• _WORK REQUEST_: Would you return every entry, exactly as it is written?

• _RECORDS PROVIDED_:
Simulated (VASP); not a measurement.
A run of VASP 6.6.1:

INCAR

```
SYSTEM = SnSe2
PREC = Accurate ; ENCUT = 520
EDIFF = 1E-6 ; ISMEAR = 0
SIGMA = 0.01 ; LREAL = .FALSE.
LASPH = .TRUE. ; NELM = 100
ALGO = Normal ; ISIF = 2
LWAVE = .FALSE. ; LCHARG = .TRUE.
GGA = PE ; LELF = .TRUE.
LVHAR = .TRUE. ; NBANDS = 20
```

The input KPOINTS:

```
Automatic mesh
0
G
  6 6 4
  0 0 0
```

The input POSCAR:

• _WRITTEN SOLUTION_:
Simulated (VASP); not a measurement.
A run of VASP 6.6.1:

INCAR

```
SYSTEM = SnSe2
PREC = Accurate ; ENCUT = 520
EDIFF = 1E-6 ; ISMEAR = 0
SIGMA = 0.01 ; LREAL = .FALSE.
LASPH = .TRUE. ; NELM = 100
ALGO = Normal ; ISIF = 2
LWAVE = .FALSE. ; LCHARG = .TRUE.
GGA = PE ; LELF = .TRUE.
LVHAR = .TRUE. ; NBANDS = 20
```

The input KPOINTS:

```
Automatic mesh
0
G
  6 6 4
  0 0 0
```

The input POSCAR:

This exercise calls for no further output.